[Work instruction]: Give back all of the data exactly as written.

[Supplied material]:
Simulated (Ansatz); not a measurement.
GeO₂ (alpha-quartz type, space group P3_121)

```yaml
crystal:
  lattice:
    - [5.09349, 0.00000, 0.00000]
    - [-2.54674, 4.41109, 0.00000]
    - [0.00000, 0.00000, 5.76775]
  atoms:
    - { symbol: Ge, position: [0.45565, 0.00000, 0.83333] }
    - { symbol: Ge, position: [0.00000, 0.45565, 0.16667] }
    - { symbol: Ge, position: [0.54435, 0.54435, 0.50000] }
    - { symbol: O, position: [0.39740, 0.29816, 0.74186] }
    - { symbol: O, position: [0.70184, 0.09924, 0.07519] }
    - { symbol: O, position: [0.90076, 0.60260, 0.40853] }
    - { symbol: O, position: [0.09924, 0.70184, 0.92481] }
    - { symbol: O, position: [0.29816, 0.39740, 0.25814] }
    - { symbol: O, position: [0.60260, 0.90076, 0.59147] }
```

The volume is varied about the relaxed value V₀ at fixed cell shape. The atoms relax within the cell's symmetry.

[Task output]:
Simulated (Ansatz); not a measurement.
GeO₂ (alpha-quartz type, space group P3_121)

```yaml
crystal:
  lattice:
    - [5.09349, 0.00000, 0.00000]
    - [-2.54674, 4.41109, 0.00000]
    - [0.00000, 0.00000, 5.76775]
  atoms:
    - { symbol: Ge, position: [0.45565, 0.00000, 0.83333] }
    - { symbol: Ge, position: [0.00000, 0.45565, 0.16667] }
    - { symbol: Ge, position: [0.54435, 0.54435, 0.50000] }
    - { symbol: O, position: [0.39740, 0.29816, 0.74186] }
    - { symbol: O, position: [0.70184, 0.09924, 0.07519] }
    - { symbol: O, position: [0.90076, 0.60260, 0.40853] }
    - { symbol: O, position: [0.09924, 0.70184, 0.92481] }
    - { symbol: O, position: [0.29816, 0.39740, 0.25814] }
    - { symbol: O, position: [0.60260, 0.90076, 0.59147] }
```

The volume is varied about the relaxed value V₀ at fixed cell shape. The atoms relax within the cell's symmetry.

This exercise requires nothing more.